● Requirement
Line for line, the listing below is to be transcribed exactly.

Dataset records: Begin

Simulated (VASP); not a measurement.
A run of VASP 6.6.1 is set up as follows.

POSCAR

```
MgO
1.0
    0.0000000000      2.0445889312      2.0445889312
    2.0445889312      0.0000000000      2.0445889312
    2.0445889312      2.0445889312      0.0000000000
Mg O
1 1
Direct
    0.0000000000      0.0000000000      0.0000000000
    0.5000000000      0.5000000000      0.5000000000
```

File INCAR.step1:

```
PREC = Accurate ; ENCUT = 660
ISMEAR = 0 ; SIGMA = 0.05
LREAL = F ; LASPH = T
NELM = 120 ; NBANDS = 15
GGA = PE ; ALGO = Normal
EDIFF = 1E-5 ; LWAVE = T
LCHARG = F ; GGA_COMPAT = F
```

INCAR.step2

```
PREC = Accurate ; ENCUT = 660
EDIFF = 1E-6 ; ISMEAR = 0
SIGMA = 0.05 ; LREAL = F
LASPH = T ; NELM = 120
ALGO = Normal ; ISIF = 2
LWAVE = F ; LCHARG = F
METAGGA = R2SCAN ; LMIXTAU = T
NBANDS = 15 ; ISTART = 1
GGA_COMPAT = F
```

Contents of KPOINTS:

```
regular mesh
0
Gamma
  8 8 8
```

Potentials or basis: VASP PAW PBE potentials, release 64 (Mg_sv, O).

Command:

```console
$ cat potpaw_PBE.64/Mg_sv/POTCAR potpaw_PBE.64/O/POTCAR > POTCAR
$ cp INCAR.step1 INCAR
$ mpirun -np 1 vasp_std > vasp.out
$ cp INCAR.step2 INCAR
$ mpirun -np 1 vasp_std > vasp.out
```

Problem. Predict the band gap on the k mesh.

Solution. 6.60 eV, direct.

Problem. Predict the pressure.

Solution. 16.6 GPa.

Dataset records: End

● Answer box
Simulated (VASP); not a measurement.
A run of VASP 6.6.1 is set up as follows.

POSCAR

```
MgO
1.0
    0.0000000000      2.0445889312      2.0445889312
    2.0445889312      0.0000000000      2.0445889312
    2.0445889312      2.0445889312      0.0000000000
Mg O
1 1
Direct
    0.0000000000      0.0000000000      0.0000000000
    0.5000000000      0.5000000000      0.5000000000
```

File INCAR.step1:

```
PREC = Accurate ; ENCUT = 660
ISMEAR = 0 ; SIGMA = 0.05
LREAL = F ; LASPH = T
NELM = 120 ; NBANDS = 15
GGA = PE ; ALGO = Normal
EDIFF = 1E-5 ; LWAVE = T
LCHARG = F ; GGA_COMPAT = F
```

INCAR.step2

```
PREC = Accurate ; ENCUT = 660
EDIFF = 1E-6 ; ISMEAR = 0
SIGMA = 0.05 ; LREAL = F
LASPH = T ; NELM = 120
ALGO = Normal ; ISIF = 2
LWAVE = F ; LCHARG = F
METAGGA = R2SCAN ; LMIXTAU = T
NBANDS = 15 ; ISTART = 1
GGA_COMPAT = F
```

Contents of KPOINTS:

```
regular mesh
0
Gamma
  8 8 8
```

Potentials or basis: VASP PAW PBE potentials, release 64 (Mg_sv, O).

Command:

```console
$ cat potpaw_PBE.64/Mg_sv/POTCAR potpaw_PBE.64/O/POTCAR > POTCAR
$ cp INCAR.step1 INCAR
$ mpirun -np 1 vasp_std > vasp.out
$ cp INCAR.step2 INCAR
$ mpirun -np 1 vasp_std > vasp.out
```

Problem. Predict the band gap on the k mesh.

Solution. 6.60 eV, direct.

Problem. Predict the pressure.

Solution. 16.6 GPa.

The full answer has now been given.